Exercise:
Looking at the listing below, retype exactly the lines starting at the one containing "11 × 11 × 11 |" and ending at the one containing "12 | band 13 |", both included, and nothing else.

Data for review:
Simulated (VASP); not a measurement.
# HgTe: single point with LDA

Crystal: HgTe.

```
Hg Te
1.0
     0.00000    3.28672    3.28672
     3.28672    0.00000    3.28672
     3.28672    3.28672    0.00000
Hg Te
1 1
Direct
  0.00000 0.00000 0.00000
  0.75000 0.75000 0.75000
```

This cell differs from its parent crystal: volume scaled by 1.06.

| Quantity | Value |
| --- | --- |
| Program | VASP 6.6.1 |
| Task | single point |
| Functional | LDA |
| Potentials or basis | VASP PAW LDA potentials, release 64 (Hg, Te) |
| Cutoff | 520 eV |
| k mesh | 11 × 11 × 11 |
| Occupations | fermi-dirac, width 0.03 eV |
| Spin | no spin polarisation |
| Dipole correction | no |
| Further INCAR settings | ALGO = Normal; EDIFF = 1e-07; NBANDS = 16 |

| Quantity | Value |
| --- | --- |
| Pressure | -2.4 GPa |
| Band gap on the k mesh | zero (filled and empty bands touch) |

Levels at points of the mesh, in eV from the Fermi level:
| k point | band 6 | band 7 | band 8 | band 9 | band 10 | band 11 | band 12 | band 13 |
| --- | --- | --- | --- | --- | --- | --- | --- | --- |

Your response:
| k mesh | 11 × 11 × 11 |
| Occupations | fermi-dirac, width 0.03 eV |
| Spin | no spin polarisation |
| Dipole correction | no |
| Further INCAR settings | ALGO = Normal; EDIFF = 1e-07; NBANDS = 16 |

| Quantity | Value |
| --- | --- |
| Pressure | -2.4 GPa |
| Band gap on the k mesh | zero (filled and empty bands touch) |

Levels at points of the mesh, in eV from the Fermi level:
| k point | band 6 | band 7 | band 8 | band 9 | band 10 | band 11 | band 12 | band 13 |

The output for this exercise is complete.